- **Data to examine**:
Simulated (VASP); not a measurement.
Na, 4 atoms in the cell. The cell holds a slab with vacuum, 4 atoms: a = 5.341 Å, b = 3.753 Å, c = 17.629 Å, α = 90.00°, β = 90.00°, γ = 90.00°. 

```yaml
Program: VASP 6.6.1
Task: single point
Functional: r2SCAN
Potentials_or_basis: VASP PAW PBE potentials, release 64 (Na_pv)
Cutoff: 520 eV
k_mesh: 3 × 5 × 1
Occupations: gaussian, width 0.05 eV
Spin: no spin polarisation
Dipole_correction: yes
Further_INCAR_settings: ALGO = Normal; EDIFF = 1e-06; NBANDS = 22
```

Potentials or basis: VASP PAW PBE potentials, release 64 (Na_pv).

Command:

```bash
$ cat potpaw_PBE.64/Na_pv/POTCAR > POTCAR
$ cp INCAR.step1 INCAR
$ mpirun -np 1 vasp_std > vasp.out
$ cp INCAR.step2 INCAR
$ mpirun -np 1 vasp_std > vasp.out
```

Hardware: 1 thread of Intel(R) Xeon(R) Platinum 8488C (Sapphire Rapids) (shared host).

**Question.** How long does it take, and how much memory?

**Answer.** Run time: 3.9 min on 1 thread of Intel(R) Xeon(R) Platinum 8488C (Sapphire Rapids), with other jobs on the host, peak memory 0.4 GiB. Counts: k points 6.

- **Work order**:
Print out all the material above, unaltered.

- **Response area**:
Simulated (VASP); not a measurement.
Na, 4 atoms in the cell. The cell holds a slab with vacuum, 4 atoms: a = 5.341 Å, b = 3.753 Å, c = 17.629 Å, α = 90.00°, β = 90.00°, γ = 90.00°. 

```yaml
Program: VASP 6.6.1
Task: single point
Functional: r2SCAN
Potentials_or_basis: VASP PAW PBE potentials, release 64 (Na_pv)
Cutoff: 520 eV
k_mesh: 3 × 5 × 1
Occupations: gaussian, width 0.05 eV
Spin: no spin polarisation
Dipole_correction: yes
Further_INCAR_settings: ALGO = Normal; EDIFF = 1e-06; NBANDS = 22
```

Potentials or basis: VASP PAW PBE potentials, release 64 (Na_pv).

Command:

```bash
$ cat potpaw_PBE.64/Na_pv/POTCAR > POTCAR
$ cp INCAR.step1 INCAR
$ mpirun -np 1 vasp_std > vasp.out
$ cp INCAR.step2 INCAR
$ mpirun -np 1 vasp_std > vasp.out
```

Hardware: 1 thread of Intel(R) Xeon(R) Platinum 8488C (Sapphire Rapids) (shared host).

**Question.** How long does it take, and how much memory?

**Answer.** Run time: 3.9 min on 1 thread of Intel(R) Xeon(R) Platinum 8488C (Sapphire Rapids), with other jobs on the host, peak memory 0.4 GiB. Counts: k points 6.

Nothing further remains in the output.